When you print the records, keep every line identical to the original.

== Segment start ==
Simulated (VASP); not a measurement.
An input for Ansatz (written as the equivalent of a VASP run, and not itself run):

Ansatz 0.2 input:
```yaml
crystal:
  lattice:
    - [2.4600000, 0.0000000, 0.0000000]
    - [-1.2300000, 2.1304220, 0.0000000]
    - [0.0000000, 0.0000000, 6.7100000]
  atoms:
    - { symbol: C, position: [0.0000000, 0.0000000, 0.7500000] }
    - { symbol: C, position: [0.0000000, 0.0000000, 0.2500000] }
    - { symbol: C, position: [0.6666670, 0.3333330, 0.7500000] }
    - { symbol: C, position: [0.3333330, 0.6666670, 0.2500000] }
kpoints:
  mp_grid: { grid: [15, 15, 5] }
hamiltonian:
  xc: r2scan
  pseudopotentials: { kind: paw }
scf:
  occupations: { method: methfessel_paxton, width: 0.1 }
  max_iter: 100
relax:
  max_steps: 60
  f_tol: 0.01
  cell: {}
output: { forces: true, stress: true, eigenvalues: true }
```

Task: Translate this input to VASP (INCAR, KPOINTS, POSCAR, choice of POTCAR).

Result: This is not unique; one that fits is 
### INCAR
== Segment end ==

» **Exercise output**:
Simulated (VASP); not a measurement.
An input for Ansatz (written as the equivalent of a VASP run, and not itself run):

Ansatz 0.2 input:
```yaml
crystal:
  lattice:
    - [2.4600000, 0.0000000, 0.0000000]
    - [-1.2300000, 2.1304220, 0.0000000]
    - [0.0000000, 0.0000000, 6.7100000]
  atoms:
    - { symbol: C, position: [0.0000000, 0.0000000, 0.7500000] }
    - { symbol: C, position: [0.0000000, 0.0000000, 0.2500000] }
    - { symbol: C, position: [0.6666670, 0.3333330, 0.7500000] }
    - { symbol: C, position: [0.3333330, 0.6666670, 0.2500000] }
kpoints:
  mp_grid: { grid: [15, 15, 5] }
hamiltonian:
  xc: r2scan
  pseudopotentials: { kind: paw }
scf:
  occupations: { method: methfessel_paxton, width: 0.1 }
  max_iter: 100
relax:
  max_steps: 60
  f_tol: 0.01
  cell: {}
output: { forces: true, stress: true, eigenvalues: true }
```

Task: Translate this input to VASP (INCAR, KPOINTS, POSCAR, choice of POTCAR).

Result: This is not unique; one that fits is 
### INCAR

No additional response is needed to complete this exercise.